Work item: Some of the lines below need repeating. Reproduce exactly those between the lines holding "C. electrons 3.0×10^21 cm⁻³" and "B, holes 5.0×10^21", inclusive.

Supplied records:
▬▬▬▬▬▬▬▬▬▬
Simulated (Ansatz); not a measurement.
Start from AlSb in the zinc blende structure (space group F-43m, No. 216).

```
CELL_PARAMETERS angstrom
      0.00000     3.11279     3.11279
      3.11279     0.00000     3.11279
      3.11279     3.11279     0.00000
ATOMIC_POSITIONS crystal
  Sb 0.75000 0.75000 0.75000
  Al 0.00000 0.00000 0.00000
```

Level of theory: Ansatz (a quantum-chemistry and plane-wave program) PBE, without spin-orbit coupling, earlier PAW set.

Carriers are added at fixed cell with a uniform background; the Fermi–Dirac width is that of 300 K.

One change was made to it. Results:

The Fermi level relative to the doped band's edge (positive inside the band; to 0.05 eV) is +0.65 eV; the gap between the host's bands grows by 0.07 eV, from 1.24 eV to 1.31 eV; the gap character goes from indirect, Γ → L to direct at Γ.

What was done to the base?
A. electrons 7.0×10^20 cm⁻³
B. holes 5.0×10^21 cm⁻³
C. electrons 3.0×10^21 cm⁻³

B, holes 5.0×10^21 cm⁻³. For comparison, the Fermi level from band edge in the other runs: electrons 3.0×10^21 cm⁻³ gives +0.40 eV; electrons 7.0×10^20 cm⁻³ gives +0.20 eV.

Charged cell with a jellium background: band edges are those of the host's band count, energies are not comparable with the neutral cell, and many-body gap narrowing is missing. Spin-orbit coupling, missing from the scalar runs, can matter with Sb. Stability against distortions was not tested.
▬▬▬▬▬▬▬▬▬▬

Exercise output:
C. electrons 3.0×10^21 cm⁻³

B, holes 5.0×10^21 cm⁻³. For comparison, the Fermi level from band edge in the other runs: electrons 3.0×10^21 cm⁻³ gives +0.40 eV; electrons 7.0×10^20 cm⁻³ gives +0.20 eV.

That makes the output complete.